──────── Supplied entries ────────

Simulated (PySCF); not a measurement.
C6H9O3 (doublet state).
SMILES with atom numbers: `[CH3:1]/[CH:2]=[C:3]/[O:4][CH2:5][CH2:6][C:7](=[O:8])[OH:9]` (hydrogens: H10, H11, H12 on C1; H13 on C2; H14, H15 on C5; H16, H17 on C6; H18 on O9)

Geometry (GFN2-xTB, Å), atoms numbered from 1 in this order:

────────

[Work task] Print again each line of the listing above, exactly as it appears.

[Problem solution]
Simulated (PySCF); not a measurement.
C6H9O3 (doublet state).
SMILES with atom numbers: `[CH3:1]/[CH:2]=[C:3]/[O:4][CH2:5][CH2:6][C:7](=[O:8])[OH:9]` (hydrogens: H10, H11, H12 on C1; H13 on C2; H14, H15 on C5; H16, H17 on C6; H18 on O9)

Geometry (GFN2-xTB, Å), atoms numbered from 1 in this order:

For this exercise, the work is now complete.